• _Requirement_: Below are the records; copy exactly the stretch from the line containing "0.29 | 0.184 |" through the line containing "Energy over the lowest point 7.59", both ends included, and nothing else.

* * * *

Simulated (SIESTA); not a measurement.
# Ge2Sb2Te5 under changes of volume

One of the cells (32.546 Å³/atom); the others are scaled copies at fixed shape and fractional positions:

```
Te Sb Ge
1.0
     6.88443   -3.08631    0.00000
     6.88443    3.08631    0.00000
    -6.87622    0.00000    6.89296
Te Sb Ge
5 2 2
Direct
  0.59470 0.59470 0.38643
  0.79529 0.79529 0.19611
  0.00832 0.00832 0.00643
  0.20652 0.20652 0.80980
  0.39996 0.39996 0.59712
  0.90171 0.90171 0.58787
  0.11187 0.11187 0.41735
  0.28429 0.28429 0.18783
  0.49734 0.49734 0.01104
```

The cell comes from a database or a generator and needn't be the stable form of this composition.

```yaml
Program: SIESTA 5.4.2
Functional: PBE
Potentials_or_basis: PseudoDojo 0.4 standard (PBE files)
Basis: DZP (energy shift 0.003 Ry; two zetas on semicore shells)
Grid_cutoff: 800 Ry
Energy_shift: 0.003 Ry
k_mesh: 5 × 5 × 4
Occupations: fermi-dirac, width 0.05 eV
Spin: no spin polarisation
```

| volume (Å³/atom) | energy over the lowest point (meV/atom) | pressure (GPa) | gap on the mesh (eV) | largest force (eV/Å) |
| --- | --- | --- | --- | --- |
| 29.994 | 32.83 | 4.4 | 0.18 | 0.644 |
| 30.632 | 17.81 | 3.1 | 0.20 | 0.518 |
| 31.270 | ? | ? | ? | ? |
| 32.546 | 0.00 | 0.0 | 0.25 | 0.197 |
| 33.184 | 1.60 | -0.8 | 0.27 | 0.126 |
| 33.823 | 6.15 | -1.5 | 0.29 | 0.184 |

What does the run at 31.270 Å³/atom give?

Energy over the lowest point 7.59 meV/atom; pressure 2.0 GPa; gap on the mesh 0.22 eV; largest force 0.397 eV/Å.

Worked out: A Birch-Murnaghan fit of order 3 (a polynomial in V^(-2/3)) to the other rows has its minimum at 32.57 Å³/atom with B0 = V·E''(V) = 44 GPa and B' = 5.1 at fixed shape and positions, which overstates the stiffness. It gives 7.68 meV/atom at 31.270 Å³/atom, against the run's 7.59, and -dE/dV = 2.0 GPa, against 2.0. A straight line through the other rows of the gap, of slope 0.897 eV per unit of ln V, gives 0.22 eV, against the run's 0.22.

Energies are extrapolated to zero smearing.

* * * *

• _Answer space_:
| 33.823 | 6.15 | -1.5 | 0.29 | 0.184 |

What does the run at 31.270 Å³/atom give?

Energy over the lowest point 7.59 meV/atom; pressure 2.0 GPa; gap on the mesh 0.22 eV; largest force 0.397 eV/Å.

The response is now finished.